########################################

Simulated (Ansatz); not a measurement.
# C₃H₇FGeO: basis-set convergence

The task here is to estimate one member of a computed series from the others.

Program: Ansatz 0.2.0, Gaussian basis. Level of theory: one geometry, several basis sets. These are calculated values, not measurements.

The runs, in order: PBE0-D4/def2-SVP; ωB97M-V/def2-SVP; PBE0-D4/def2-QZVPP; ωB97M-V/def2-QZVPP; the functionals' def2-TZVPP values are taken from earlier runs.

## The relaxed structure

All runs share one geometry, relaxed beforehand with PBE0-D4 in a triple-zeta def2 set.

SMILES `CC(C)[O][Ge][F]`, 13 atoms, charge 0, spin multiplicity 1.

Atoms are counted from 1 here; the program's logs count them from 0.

########################################

▶ [Work task]
Copy out the entries. Leave every line exactly as it is.

▶ [Answer area]
Simulated (Ansatz); not a measurement.
# C₃H₇FGeO: basis-set convergence

The task here is to estimate one member of a computed series from the others.

Program: Ansatz 0.2.0, Gaussian basis. Level of theory: one geometry, several basis sets. These are calculated values, not measurements.

The runs, in order: PBE0-D4/def2-SVP; ωB97M-V/def2-SVP; PBE0-D4/def2-QZVPP; ωB97M-V/def2-QZVPP; the functionals' def2-TZVPP values are taken from earlier runs.

## The relaxed structure

All runs share one geometry, relaxed beforehand with PBE0-D4 in a triple-zeta def2 set.

SMILES `CC(C)[O][Ge][F]`, 13 atoms, charge 0, spin multiplicity 1.

Atoms are counted from 1 here; the program's logs count them from 0.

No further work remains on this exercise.